## ACTION ITEM
Reproduce the listing below exactly, from its first line down to and including the line with "mesh | 5 × 3 × 1 |".

## DATA RECORDS
========================================================================

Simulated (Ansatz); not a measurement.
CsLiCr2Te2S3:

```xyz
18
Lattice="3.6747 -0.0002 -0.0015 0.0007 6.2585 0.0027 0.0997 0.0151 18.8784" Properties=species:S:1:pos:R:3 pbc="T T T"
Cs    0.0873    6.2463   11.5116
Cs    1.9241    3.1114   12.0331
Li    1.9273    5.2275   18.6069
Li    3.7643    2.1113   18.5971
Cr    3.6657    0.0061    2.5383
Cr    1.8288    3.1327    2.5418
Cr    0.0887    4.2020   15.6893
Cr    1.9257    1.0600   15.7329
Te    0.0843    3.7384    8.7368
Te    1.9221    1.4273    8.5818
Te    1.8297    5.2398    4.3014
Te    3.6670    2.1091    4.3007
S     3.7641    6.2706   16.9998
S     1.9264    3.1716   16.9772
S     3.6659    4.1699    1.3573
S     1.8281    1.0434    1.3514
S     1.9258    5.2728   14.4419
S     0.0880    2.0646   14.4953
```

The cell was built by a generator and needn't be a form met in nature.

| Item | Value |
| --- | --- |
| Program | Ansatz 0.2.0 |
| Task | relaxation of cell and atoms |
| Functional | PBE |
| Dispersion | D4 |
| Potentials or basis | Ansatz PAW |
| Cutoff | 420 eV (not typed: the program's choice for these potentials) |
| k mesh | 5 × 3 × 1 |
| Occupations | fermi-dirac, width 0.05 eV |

========================================================================

## TASK SOLUTION
Simulated (Ansatz); not a measurement.
CsLiCr2Te2S3:

```xyz
18
Lattice="3.6747 -0.0002 -0.0015 0.0007 6.2585 0.0027 0.0997 0.0151 18.8784" Properties=species:S:1:pos:R:3 pbc="T T T"
Cs    0.0873    6.2463   11.5116
Cs    1.9241    3.1114   12.0331
Li    1.9273    5.2275   18.6069
Li    3.7643    2.1113   18.5971
Cr    3.6657    0.0061    2.5383
Cr    1.8288    3.1327    2.5418
Cr    0.0887    4.2020   15.6893
Cr    1.9257    1.0600   15.7329
Te    0.0843    3.7384    8.7368
Te    1.9221    1.4273    8.5818
Te    1.8297    5.2398    4.3014
Te    3.6670    2.1091    4.3007
S     3.7641    6.2706   16.9998
S     1.9264    3.1716   16.9772
S     3.6659    4.1699    1.3573
S     1.8281    1.0434    1.3514
S     1.9258    5.2728   14.4419
S     0.0880    2.0646   14.4953
```

The cell was built by a generator and needn't be a form met in nature.

| Item | Value |
| --- | --- |
| Program | Ansatz 0.2.0 |
| Task | relaxation of cell and atoms |
| Functional | PBE |
| Dispersion | D4 |
| Potentials or basis | Ansatz PAW |
| Cutoff | 420 eV (not typed: the program's choice for these potentials) |
| k mesh | 5 × 3 × 1 |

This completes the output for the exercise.